Activity: In the records below, begin at the line that has "Theory: core-valence-separated Tamm–Dancoff" and stop after the line that has "Question: Assign the maxima to core holes."; quote those lines verbatim and nothing more.

Dataset entries:
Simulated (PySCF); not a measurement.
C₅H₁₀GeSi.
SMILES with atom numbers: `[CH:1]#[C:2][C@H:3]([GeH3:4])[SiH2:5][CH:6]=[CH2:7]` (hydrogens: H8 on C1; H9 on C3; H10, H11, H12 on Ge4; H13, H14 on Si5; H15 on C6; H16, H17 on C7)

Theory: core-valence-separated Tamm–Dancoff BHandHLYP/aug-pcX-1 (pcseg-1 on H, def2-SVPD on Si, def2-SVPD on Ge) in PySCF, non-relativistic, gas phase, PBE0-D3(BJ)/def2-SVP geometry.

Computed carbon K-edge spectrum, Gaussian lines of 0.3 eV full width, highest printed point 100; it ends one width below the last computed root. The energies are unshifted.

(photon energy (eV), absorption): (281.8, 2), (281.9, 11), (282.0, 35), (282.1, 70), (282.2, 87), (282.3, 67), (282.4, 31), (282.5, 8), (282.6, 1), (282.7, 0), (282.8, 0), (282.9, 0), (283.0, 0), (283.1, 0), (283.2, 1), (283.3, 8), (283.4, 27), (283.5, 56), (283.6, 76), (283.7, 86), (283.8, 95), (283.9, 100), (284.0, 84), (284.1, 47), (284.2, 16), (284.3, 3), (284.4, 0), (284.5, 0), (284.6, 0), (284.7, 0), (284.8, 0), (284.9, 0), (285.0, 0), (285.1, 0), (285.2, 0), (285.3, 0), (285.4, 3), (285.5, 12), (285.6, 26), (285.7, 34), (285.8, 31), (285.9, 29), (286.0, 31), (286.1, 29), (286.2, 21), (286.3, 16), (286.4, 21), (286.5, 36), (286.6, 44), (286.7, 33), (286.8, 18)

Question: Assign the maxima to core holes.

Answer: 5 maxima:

Task response:
Theory: core-valence-separated Tamm–Dancoff BHandHLYP/aug-pcX-1 (pcseg-1 on H, def2-SVPD on Si, def2-SVPD on Ge) in PySCF, non-relativistic, gas phase, PBE0-D3(BJ)/def2-SVP geometry.

Computed carbon K-edge spectrum, Gaussian lines of 0.3 eV full width, highest printed point 100; it ends one width below the last computed root. The energies are unshifted.

(photon energy (eV), absorption): (281.8, 2), (281.9, 11), (282.0, 35), (282.1, 70), (282.2, 87), (282.3, 67), (282.4, 31), (282.5, 8), (282.6, 1), (282.7, 0), (282.8, 0), (282.9, 0), (283.0, 0), (283.1, 0), (283.2, 1), (283.3, 8), (283.4, 27), (283.5, 56), (283.6, 76), (283.7, 86), (283.8, 95), (283.9, 100), (284.0, 84), (284.1, 47), (284.2, 16), (284.3, 3), (284.4, 0), (284.5, 0), (284.6, 0), (284.7, 0), (284.8, 0), (284.9, 0), (285.0, 0), (285.1, 0), (285.2, 0), (285.3, 0), (285.4, 3), (285.5, 12), (285.6, 26), (285.7, 34), (285.8, 31), (285.9, 29), (286.0, 31), (286.1, 29), (286.2, 21), (286.3, 16), (286.4, 21), (286.5, 36), (286.6, 44), (286.7, 33), (286.8, 18)

Question: Assign the maxima to core holes.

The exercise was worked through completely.